○ ○ ○ ○ ○
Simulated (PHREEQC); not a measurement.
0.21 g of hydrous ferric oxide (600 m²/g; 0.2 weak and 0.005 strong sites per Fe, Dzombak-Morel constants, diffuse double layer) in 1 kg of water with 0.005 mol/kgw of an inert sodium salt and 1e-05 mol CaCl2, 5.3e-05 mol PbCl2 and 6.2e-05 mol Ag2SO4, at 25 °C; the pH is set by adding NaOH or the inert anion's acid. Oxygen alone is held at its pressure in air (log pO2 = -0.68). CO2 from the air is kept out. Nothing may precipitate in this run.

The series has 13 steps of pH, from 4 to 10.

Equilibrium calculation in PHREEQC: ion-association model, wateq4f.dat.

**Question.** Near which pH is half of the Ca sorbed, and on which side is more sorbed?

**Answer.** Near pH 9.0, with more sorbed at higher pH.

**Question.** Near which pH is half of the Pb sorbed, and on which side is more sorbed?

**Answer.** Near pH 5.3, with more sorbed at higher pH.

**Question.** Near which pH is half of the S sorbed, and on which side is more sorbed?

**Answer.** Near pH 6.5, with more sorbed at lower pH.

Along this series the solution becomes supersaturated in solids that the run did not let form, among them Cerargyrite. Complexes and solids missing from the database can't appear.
○ ○ ○ ○ ○

### REQUIREMENT
Exact reproduction is required. Give the lines of the data from its first line through the line containing "The series has 13 steps of pH, from 4 to 10.", and no others.

### YOUR SOLUTION
Simulated (PHREEQC); not a measurement.
0.21 g of hydrous ferric oxide (600 m²/g; 0.2 weak and 0.005 strong sites per Fe, Dzombak-Morel constants, diffuse double layer) in 1 kg of water with 0.005 mol/kgw of an inert sodium salt and 1e-05 mol CaCl2, 5.3e-05 mol PbCl2 and 6.2e-05 mol Ag2SO4, at 25 °C; the pH is set by adding NaOH or the inert anion's acid. Oxygen alone is held at its pressure in air (log pO2 = -0.68). CO2 from the air is kept out. Nothing may precipitate in this run.

The series has 13 steps of pH, from 4 to 10.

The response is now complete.